..........
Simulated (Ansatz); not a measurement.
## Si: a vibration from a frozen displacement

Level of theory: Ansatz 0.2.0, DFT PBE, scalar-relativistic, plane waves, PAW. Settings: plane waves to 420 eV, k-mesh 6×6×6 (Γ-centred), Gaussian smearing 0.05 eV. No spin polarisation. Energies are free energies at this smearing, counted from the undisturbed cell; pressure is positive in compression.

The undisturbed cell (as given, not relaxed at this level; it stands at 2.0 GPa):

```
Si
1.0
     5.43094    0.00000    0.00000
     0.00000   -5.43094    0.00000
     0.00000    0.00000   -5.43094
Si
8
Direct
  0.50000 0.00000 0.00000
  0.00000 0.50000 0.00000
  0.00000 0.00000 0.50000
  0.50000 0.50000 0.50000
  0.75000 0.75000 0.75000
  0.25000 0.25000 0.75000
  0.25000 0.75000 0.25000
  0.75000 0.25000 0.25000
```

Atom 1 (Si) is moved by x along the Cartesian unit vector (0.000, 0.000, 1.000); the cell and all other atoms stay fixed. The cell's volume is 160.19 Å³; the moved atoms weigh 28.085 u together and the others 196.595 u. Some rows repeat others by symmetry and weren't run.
..........

# ASSIGNED TASK:
Please give the records again exactly as they are.

# EXERCISE RESULT:
Simulated (Ansatz); not a measurement.
## Si: a vibration from a frozen displacement

Level of theory: Ansatz 0.2.0, DFT PBE, scalar-relativistic, plane waves, PAW. Settings: plane waves to 420 eV, k-mesh 6×6×6 (Γ-centred), Gaussian smearing 0.05 eV. No spin polarisation. Energies are free energies at this smearing, counted from the undisturbed cell; pressure is positive in compression.

The undisturbed cell (as given, not relaxed at this level; it stands at 2.0 GPa):

```
Si
1.0
     5.43094    0.00000    0.00000
     0.00000   -5.43094    0.00000
     0.00000    0.00000   -5.43094
Si
8
Direct
  0.50000 0.00000 0.00000
  0.00000 0.50000 0.00000
  0.00000 0.00000 0.50000
  0.50000 0.50000 0.50000
  0.75000 0.75000 0.75000
  0.25000 0.25000 0.75000
  0.25000 0.75000 0.25000
  0.75000 0.25000 0.25000
```

Atom 1 (Si) is moved by x along the Cartesian unit vector (0.000, 0.000, 1.000); the cell and all other atoms stay fixed. The cell's volume is 160.19 Å³; the moved atoms weigh 28.085 u together and the others 196.595 u. Some rows repeat others by symmetry and weren't run.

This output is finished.